Material shown -
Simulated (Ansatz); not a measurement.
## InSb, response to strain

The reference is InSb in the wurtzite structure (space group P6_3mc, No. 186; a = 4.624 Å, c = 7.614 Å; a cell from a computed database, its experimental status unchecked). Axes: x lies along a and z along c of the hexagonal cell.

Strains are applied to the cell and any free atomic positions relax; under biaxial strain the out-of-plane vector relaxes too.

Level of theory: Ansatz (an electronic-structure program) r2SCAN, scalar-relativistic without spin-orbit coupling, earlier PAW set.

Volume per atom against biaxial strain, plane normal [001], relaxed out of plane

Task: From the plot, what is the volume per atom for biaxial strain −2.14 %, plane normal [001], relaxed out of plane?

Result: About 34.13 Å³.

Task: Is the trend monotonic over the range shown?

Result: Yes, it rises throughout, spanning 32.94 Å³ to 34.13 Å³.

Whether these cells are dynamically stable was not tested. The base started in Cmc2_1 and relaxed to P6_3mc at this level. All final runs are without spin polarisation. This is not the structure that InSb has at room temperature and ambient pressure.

Action item - Reproduce the data in full, exactly as presented.

Task output -
Simulated (Ansatz); not a measurement.
## InSb, response to strain

The reference is InSb in the wurtzite structure (space group P6_3mc, No. 186; a = 4.624 Å, c = 7.614 Å; a cell from a computed database, its experimental status unchecked). Axes: x lies along a and z along c of the hexagonal cell.

Strains are applied to the cell and any free atomic positions relax; under biaxial strain the out-of-plane vector relaxes too.

Level of theory: Ansatz (an electronic-structure program) r2SCAN, scalar-relativistic without spin-orbit coupling, earlier PAW set.

Volume per atom against biaxial strain, plane normal [001], relaxed out of plane

Task: From the plot, what is the volume per atom for biaxial strain −2.14 %, plane normal [001], relaxed out of plane?

Result: About 34.13 Å³.

Task: Is the trend monotonic over the range shown?

Result: Yes, it rises throughout, spanning 32.94 Å³ to 34.13 Å³.

Whether these cells are dynamically stable was not tested. The base started in Cmc2_1 and relaxed to P6_3mc at this level. All final runs are without spin polarisation. This is not the structure that InSb has at room temperature and ambient pressure.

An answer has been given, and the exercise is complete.